_TASK ITEM:_ Give back exactly the first lines of the entries below, through the line with "POTCAR, in this".

········

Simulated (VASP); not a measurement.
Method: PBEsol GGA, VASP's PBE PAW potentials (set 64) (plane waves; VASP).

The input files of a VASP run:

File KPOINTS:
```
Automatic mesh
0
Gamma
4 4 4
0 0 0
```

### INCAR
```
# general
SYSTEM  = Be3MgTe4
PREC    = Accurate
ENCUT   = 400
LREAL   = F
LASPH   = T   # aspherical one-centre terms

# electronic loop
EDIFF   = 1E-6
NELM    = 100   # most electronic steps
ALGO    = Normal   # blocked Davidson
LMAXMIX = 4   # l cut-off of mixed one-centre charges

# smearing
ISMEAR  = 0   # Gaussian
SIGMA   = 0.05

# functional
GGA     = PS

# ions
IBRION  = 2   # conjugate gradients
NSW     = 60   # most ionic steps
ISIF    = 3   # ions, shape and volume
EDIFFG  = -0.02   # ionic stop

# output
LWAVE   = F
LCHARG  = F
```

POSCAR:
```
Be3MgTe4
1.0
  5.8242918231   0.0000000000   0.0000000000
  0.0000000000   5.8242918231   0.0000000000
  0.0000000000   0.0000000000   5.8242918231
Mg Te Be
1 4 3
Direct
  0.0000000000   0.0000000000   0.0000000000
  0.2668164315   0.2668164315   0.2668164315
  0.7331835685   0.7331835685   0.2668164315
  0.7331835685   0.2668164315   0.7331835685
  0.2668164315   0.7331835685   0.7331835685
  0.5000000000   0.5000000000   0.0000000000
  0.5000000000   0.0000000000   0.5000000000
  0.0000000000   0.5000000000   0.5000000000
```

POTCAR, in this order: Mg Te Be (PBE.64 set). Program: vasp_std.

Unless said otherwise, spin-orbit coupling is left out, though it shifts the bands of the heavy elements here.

········

_EXPECTED ANSWER:_
Simulated (VASP); not a measurement.
Method: PBEsol GGA, VASP's PBE PAW potentials (set 64) (plane waves; VASP).

The input files of a VASP run:

File KPOINTS:
```
Automatic mesh
0
Gamma
4 4 4
0 0 0
```

### INCAR
```
# general
SYSTEM  = Be3MgTe4
PREC    = Accurate
ENCUT   = 400
LREAL   = F
LASPH   = T   # aspherical one-centre terms

# electronic loop
EDIFF   = 1E-6
NELM    = 100   # most electronic steps
ALGO    = Normal   # blocked Davidson
LMAXMIX = 4   # l cut-off of mixed one-centre charges

# smearing
ISMEAR  = 0   # Gaussian
SIGMA   = 0.05

# functional
GGA     = PS

# ions
IBRION  = 2   # conjugate gradients
NSW     = 60   # most ionic steps
ISIF    = 3   # ions, shape and volume
EDIFFG  = -0.02   # ionic stop

# output
LWAVE   = F
LCHARG  = F
```

POSCAR:
```
Be3MgTe4
1.0
  5.8242918231   0.0000000000   0.0000000000
  0.0000000000   5.8242918231   0.0000000000
  0.0000000000   0.0000000000   5.8242918231
Mg Te Be
1 4 3
Direct
  0.0000000000   0.0000000000   0.0000000000
  0.2668164315   0.2668164315   0.2668164315
  0.7331835685   0.7331835685   0.2668164315
  0.7331835685   0.2668164315   0.7331835685
  0.2668164315   0.7331835685   0.7331835685
  0.5000000000   0.5000000000   0.0000000000
  0.5000000000   0.0000000000   0.5000000000
  0.0000000000   0.5000000000   0.5000000000
```

POTCAR, in this order: Mg Te Be (PBE.64 set). Program: vasp_std.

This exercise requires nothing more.